▸ **REQUIREMENT**
Everything in the data below is to be reproduced without any deviation.

Top of DATASET RECORDS
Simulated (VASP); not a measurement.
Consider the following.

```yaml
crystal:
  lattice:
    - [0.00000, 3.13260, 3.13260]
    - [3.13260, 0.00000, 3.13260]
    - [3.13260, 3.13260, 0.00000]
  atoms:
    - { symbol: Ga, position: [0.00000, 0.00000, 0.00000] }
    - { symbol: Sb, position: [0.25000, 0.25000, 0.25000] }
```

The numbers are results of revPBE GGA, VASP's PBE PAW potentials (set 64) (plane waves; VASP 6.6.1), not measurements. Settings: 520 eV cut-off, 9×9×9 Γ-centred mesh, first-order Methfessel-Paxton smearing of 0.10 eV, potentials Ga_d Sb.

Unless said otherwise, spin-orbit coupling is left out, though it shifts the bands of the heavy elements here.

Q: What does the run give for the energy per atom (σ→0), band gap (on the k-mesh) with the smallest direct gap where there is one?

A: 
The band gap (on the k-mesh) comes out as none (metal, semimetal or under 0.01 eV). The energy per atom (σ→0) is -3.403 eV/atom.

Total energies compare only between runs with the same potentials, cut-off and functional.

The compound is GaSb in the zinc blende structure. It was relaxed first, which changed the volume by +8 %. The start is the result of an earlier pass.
Bottom of DATASET RECORDS

▸ **EXERCISE OUTPUT**
Simulated (VASP); not a measurement.
Consider the following.

```yaml
crystal:
  lattice:
    - [0.00000, 3.13260, 3.13260]
    - [3.13260, 0.00000, 3.13260]
    - [3.13260, 3.13260, 0.00000]
  atoms:
    - { symbol: Ga, position: [0.00000, 0.00000, 0.00000] }
    - { symbol: Sb, position: [0.25000, 0.25000, 0.25000] }
```

The numbers are results of revPBE GGA, VASP's PBE PAW potentials (set 64) (plane waves; VASP 6.6.1), not measurements. Settings: 520 eV cut-off, 9×9×9 Γ-centred mesh, first-order Methfessel-Paxton smearing of 0.10 eV, potentials Ga_d Sb.

Unless said otherwise, spin-orbit coupling is left out, though it shifts the bands of the heavy elements here.

Q: What does the run give for the energy per atom (σ→0), band gap (on the k-mesh) with the smallest direct gap where there is one?

A: 
The band gap (on the k-mesh) comes out as none (metal, semimetal or under 0.01 eV). The energy per atom (σ→0) is -3.403 eV/atom.

Total energies compare only between runs with the same potentials, cut-off and functional.

The compound is GaSb in the zinc blende structure. It was relaxed first, which changed the volume by +8 %. The start is the result of an earlier pass.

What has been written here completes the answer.